**********

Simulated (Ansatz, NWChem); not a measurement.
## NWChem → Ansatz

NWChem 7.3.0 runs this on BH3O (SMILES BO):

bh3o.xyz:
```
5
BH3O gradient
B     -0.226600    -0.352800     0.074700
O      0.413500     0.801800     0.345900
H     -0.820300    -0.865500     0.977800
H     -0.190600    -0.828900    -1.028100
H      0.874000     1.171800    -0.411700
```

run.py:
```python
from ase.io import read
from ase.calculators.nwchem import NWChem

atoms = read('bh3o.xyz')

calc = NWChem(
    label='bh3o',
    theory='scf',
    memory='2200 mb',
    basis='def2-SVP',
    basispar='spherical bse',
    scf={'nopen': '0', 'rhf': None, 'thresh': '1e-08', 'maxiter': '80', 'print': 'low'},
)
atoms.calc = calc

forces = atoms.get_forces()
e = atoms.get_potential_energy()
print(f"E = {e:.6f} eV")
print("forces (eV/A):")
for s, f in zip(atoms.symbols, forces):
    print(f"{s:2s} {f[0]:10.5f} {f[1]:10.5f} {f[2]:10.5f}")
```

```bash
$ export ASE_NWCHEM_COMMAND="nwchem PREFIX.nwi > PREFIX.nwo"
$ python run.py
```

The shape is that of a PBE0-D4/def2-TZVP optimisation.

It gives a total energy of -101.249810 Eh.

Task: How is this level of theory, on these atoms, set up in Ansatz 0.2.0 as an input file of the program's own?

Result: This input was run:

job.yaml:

**********

> _BRIEF_: Output each record precisely as given.

> _RESULT_:
Simulated (Ansatz, NWChem); not a measurement.
## NWChem → Ansatz

NWChem 7.3.0 runs this on BH3O (SMILES BO):

bh3o.xyz:
```
5
BH3O gradient
B     -0.226600    -0.352800     0.074700
O      0.413500     0.801800     0.345900
H     -0.820300    -0.865500     0.977800
H     -0.190600    -0.828900    -1.028100
H      0.874000     1.171800    -0.411700
```

run.py:
```python
from ase.io import read
from ase.calculators.nwchem import NWChem

atoms = read('bh3o.xyz')

calc = NWChem(
    label='bh3o',
    theory='scf',
    memory='2200 mb',
    basis='def2-SVP',
    basispar='spherical bse',
    scf={'nopen': '0', 'rhf': None, 'thresh': '1e-08', 'maxiter': '80', 'print': 'low'},
)
atoms.calc = calc

forces = atoms.get_forces()
e = atoms.get_potential_energy()
print(f"E = {e:.6f} eV")
print("forces (eV/A):")
for s, f in zip(atoms.symbols, forces):
    print(f"{s:2s} {f[0]:10.5f} {f[1]:10.5f} {f[2]:10.5f}")
```

```bash
$ export ASE_NWCHEM_COMMAND="nwchem PREFIX.nwi > PREFIX.nwo"
$ python run.py
```

The shape is that of a PBE0-D4/def2-TZVP optimisation.

It gives a total energy of -101.249810 Eh.

Task: How is this level of theory, on these atoms, set up in Ansatz 0.2.0 as an input file of the program's own?

Result: This input was run:

job.yaml:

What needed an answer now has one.